Up to and including the line containing "Potential: optimised norm-conserving", set down each line of the entries below exactly, starting from the first, and leave out the rest.

Segment Start: PROVIDED RECORDS

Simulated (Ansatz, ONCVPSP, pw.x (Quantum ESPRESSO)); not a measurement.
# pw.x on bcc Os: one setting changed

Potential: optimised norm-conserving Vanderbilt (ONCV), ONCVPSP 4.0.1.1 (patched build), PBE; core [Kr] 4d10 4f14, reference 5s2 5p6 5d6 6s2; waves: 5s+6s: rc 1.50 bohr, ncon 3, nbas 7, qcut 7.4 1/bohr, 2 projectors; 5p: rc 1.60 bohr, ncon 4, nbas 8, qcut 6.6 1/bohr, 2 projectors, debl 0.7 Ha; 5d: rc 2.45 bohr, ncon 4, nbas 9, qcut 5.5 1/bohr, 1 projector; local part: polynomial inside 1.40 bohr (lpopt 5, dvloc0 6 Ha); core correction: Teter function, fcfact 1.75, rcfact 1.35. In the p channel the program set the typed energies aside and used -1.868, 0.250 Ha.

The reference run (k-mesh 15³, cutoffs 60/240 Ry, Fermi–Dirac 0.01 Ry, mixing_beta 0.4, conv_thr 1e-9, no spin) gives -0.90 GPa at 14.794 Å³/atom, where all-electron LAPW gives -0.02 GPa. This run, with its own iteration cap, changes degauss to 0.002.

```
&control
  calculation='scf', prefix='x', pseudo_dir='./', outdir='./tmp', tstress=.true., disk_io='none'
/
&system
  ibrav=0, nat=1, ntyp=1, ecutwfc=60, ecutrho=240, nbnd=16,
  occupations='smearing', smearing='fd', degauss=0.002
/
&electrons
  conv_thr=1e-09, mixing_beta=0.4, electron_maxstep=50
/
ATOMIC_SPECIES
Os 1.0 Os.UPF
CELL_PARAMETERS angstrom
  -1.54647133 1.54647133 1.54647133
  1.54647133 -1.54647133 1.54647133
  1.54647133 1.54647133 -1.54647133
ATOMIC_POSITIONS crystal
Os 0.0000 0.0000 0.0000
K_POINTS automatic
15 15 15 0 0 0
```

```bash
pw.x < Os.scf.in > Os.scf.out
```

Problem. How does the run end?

Segment End: PROVIDED RECORDS

### [ANSWER BOX]
Simulated (Ansatz, ONCVPSP, pw.x (Quantum ESPRESSO)); not a measurement.
# pw.x on bcc Os: one setting changed

Potential: optimised norm-conserving Vanderbilt (ONCV), ONCVPSP 4.0.1.1 (patched build), PBE; core [Kr] 4d10 4f14, reference 5s2 5p6 5d6 6s2; waves: 5s+6s: rc 1.50 bohr, ncon 3, nbas 7, qcut 7.4 1/bohr, 2 projectors; 5p: rc 1.60 bohr, ncon 4, nbas 8, qcut 6.6 1/bohr, 2 projectors, debl 0.7 Ha; 5d: rc 2.45 bohr, ncon 4, nbas 9, qcut 5.5 1/bohr, 1 projector; local part: polynomial inside 1.40 bohr (lpopt 5, dvloc0 6 Ha); core correction: Teter function, fcfact 1.75, rcfact 1.35. In the p channel the program set the typed energies aside and used -1.868, 0.250 Ha.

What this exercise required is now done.